Dataset entries
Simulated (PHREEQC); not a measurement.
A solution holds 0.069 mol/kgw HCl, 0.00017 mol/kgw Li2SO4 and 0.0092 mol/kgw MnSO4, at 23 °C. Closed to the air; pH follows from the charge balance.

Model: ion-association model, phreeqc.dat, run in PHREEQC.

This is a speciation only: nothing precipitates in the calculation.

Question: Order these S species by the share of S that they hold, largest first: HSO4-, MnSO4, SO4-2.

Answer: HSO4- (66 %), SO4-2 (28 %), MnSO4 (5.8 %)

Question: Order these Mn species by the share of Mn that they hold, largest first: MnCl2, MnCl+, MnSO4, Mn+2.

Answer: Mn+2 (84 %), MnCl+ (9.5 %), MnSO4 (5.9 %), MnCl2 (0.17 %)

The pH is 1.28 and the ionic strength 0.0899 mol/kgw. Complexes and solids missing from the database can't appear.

Required action
Only those lines of the entries above that run from the line containing "Question: Order these Mn" to the line containing "Answer: Mn+2 (84", both included, should be transcribed exactly.

Solution
Question: Order these Mn species by the share of Mn that they hold, largest first: MnCl2, MnCl+, MnSO4, Mn+2.

Answer: Mn+2 (84 %), MnCl+ (9.5 %), MnSO4 (5.9 %), MnCl2 (0.17 %)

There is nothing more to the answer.